**Work instruction**:
Repeat the stretch of entries below from the line with "# C: single point with PBE" through the line with "Pressure | -0.1 GPa |". Include both ends and add nothing.

**Extracted material**:
⟨
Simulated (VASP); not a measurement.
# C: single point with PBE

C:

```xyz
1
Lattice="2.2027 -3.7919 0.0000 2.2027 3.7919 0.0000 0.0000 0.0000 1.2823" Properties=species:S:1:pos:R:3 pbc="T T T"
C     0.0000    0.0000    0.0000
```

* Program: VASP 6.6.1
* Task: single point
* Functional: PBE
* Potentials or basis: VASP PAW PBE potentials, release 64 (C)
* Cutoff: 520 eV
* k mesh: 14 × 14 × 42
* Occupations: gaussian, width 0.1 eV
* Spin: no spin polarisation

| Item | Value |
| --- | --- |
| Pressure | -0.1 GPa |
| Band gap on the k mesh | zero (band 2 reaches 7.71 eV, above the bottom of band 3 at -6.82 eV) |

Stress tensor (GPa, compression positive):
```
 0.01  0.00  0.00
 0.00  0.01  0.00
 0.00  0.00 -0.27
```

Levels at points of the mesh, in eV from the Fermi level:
⟩

**Answer area**:
# C: single point with PBE

C:

```xyz
1
Lattice="2.2027 -3.7919 0.0000 2.2027 3.7919 0.0000 0.0000 0.0000 1.2823" Properties=species:S:1:pos:R:3 pbc="T T T"
C     0.0000    0.0000    0.0000
```

* Program: VASP 6.6.1
* Task: single point
* Functional: PBE
* Potentials or basis: VASP PAW PBE potentials, release 64 (C)
* Cutoff: 520 eV
* k mesh: 14 × 14 × 42
* Occupations: gaussian, width 0.1 eV
* Spin: no spin polarisation

| Item | Value |
| --- | --- |
| Pressure | -0.1 GPa |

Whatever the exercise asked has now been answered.